**Activity:**
Each record below is to be restated word for word.

###

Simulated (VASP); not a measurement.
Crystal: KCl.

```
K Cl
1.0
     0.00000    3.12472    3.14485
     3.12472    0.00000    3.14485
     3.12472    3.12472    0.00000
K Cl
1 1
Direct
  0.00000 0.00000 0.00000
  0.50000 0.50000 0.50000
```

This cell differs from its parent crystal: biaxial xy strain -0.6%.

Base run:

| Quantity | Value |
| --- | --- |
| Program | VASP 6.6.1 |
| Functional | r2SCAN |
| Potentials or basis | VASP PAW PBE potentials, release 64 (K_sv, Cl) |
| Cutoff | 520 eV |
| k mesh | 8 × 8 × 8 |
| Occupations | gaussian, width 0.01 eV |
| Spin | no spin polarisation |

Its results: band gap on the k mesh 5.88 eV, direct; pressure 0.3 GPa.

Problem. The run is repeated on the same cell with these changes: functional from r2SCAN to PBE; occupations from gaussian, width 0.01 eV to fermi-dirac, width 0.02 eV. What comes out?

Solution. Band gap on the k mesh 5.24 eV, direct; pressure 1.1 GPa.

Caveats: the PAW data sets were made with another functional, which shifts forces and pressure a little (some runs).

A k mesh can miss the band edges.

###

**Exercise solution:**
Simulated (VASP); not a measurement.
Crystal: KCl.

```
K Cl
1.0
     0.00000    3.12472    3.14485
     3.12472    0.00000    3.14485
     3.12472    3.12472    0.00000
K Cl
1 1
Direct
  0.00000 0.00000 0.00000
  0.50000 0.50000 0.50000
```

This cell differs from its parent crystal: biaxial xy strain -0.6%.

Base run:

| Quantity | Value |
| --- | --- |
| Program | VASP 6.6.1 |
| Functional | r2SCAN |
| Potentials or basis | VASP PAW PBE potentials, release 64 (K_sv, Cl) |
| Cutoff | 520 eV |
| k mesh | 8 × 8 × 8 |
| Occupations | gaussian, width 0.01 eV |
| Spin | no spin polarisation |

Its results: band gap on the k mesh 5.88 eV, direct; pressure 0.3 GPa.

Problem. The run is repeated on the same cell with these changes: functional from r2SCAN to PBE; occupations from gaussian, width 0.01 eV to fermi-dirac, width 0.02 eV. What comes out?

Solution. Band gap on the k mesh 5.24 eV, direct; pressure 1.1 GPa.

Caveats: the PAW data sets were made with another functional, which shifts forces and pressure a little (some runs).

A k mesh can miss the band edges.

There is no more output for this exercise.